> Supplied records:
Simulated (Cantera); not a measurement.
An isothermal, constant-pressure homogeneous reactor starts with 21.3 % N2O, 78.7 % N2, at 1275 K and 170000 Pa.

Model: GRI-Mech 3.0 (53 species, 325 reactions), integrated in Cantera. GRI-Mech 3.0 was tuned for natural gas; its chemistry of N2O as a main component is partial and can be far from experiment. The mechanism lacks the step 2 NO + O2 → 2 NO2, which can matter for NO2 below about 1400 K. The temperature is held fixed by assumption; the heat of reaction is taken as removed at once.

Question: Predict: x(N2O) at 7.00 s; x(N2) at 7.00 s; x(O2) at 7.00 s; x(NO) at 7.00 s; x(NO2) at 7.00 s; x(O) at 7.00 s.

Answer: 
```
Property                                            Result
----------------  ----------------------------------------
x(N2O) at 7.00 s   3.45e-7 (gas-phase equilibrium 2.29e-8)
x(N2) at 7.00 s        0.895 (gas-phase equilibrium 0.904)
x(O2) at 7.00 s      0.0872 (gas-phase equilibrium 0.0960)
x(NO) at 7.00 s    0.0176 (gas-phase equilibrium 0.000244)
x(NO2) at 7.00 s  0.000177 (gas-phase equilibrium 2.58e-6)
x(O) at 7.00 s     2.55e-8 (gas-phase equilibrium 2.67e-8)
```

> Assignment:
What the task asks for is a word-for-word repeat of the lines above, from the first through the one containing "Model: GRI-Mech 3.0".

> Exercise solution:
Simulated (Cantera); not a measurement.
An isothermal, constant-pressure homogeneous reactor starts with 21.3 % N2O, 78.7 % N2, at 1275 K and 170000 Pa.

Model: GRI-Mech 3.0 (53 species, 325 reactions), integrated in Cantera. GRI-Mech 3.0 was tuned for natural gas; its chemistry of N2O as a main component is partial and can be far from experiment. The mechanism lacks the step 2 NO + O2 → 2 NO2, which can matter for NO2 below about 1400 K. The temperature is held fixed by assumption; the heat of reaction is taken as removed at once.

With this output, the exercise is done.